• • •

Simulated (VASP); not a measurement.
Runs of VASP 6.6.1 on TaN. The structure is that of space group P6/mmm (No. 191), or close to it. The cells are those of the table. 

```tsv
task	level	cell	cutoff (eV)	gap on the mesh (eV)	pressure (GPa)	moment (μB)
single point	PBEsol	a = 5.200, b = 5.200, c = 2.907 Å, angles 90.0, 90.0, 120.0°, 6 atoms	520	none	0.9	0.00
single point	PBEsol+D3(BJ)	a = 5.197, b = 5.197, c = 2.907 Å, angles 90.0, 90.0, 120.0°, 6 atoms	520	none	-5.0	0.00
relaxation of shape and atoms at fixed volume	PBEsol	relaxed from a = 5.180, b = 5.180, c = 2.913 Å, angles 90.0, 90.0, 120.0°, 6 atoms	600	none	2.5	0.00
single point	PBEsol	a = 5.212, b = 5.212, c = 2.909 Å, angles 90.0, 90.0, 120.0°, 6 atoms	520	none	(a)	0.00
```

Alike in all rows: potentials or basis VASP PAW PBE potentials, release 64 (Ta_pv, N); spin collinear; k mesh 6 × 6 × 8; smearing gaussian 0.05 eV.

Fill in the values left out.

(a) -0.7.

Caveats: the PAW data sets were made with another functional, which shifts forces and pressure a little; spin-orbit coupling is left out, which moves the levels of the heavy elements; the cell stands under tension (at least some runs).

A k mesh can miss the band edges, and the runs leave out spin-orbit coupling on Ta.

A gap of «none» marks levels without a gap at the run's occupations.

• • •

* [ACTION ITEM]
The lines running from the start of the data through the one that contains "A k mesh can" should be reproduced exactly, and only those.

* [RESPONSE]
Simulated (VASP); not a measurement.
Runs of VASP 6.6.1 on TaN. The structure is that of space group P6/mmm (No. 191), or close to it. The cells are those of the table. 

```tsv
task	level	cell	cutoff (eV)	gap on the mesh (eV)	pressure (GPa)	moment (μB)
single point	PBEsol	a = 5.200, b = 5.200, c = 2.907 Å, angles 90.0, 90.0, 120.0°, 6 atoms	520	none	0.9	0.00
single point	PBEsol+D3(BJ)	a = 5.197, b = 5.197, c = 2.907 Å, angles 90.0, 90.0, 120.0°, 6 atoms	520	none	-5.0	0.00
relaxation of shape and atoms at fixed volume	PBEsol	relaxed from a = 5.180, b = 5.180, c = 2.913 Å, angles 90.0, 90.0, 120.0°, 6 atoms	600	none	2.5	0.00
single point	PBEsol	a = 5.212, b = 5.212, c = 2.909 Å, angles 90.0, 90.0, 120.0°, 6 atoms	520	none	(a)	0.00
```

Alike in all rows: potentials or basis VASP PAW PBE potentials, release 64 (Ta_pv, N); spin collinear; k mesh 6 × 6 × 8; smearing gaussian 0.05 eV.

Fill in the values left out.

(a) -0.7.

Caveats: the PAW data sets were made with another functional, which shifts forces and pressure a little; spin-orbit coupling is left out, which moves the levels of the heavy elements; the cell stands under tension (at least some runs).

A k mesh can miss the band edges, and the runs leave out spin-orbit coupling on Ta.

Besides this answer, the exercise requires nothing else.